### ASSIGNED TASK
Could you print every line from the first one of the records below through the line containing "x: mole fraction;", with both included and nothing else?

### INFORMATION PROVIDED
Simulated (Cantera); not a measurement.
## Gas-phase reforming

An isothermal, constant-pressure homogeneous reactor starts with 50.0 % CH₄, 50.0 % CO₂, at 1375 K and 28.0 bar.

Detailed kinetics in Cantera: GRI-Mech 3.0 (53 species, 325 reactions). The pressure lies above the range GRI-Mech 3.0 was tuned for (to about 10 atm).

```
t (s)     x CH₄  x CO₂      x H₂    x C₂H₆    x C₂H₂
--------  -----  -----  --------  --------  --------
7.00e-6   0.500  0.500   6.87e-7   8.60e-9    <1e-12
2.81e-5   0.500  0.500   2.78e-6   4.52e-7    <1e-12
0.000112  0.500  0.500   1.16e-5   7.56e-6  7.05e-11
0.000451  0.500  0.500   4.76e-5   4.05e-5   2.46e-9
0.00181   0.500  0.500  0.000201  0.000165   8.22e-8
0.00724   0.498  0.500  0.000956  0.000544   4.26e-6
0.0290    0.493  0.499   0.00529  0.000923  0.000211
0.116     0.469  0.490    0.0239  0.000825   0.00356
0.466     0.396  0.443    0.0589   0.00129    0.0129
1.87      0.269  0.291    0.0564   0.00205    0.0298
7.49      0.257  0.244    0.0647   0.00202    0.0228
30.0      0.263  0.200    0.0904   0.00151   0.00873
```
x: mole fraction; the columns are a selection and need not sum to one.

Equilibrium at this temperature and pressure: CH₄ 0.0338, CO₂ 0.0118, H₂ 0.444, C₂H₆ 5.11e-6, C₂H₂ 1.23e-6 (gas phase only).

### TASK SOLUTION
Simulated (Cantera); not a measurement.
## Gas-phase reforming

An isothermal, constant-pressure homogeneous reactor starts with 50.0 % CH₄, 50.0 % CO₂, at 1375 K and 28.0 bar.

Detailed kinetics in Cantera: GRI-Mech 3.0 (53 species, 325 reactions). The pressure lies above the range GRI-Mech 3.0 was tuned for (to about 10 atm).

```
t (s)     x CH₄  x CO₂      x H₂    x C₂H₆    x C₂H₂
--------  -----  -----  --------  --------  --------
7.00e-6   0.500  0.500   6.87e-7   8.60e-9    <1e-12
2.81e-5   0.500  0.500   2.78e-6   4.52e-7    <1e-12
0.000112  0.500  0.500   1.16e-5   7.56e-6  7.05e-11
0.000451  0.500  0.500   4.76e-5   4.05e-5   2.46e-9
0.00181   0.500  0.500  0.000201  0.000165   8.22e-8
0.00724   0.498  0.500  0.000956  0.000544   4.26e-6
0.0290    0.493  0.499   0.00529  0.000923  0.000211
0.116     0.469  0.490    0.0239  0.000825   0.00356
0.466     0.396  0.443    0.0589   0.00129    0.0129
1.87      0.269  0.291    0.0564   0.00205    0.0298
7.49      0.257  0.244    0.0647   0.00202    0.0228
30.0      0.263  0.200    0.0904   0.00151   0.00873
```
x: mole fraction; the columns are a selection and need not sum to one.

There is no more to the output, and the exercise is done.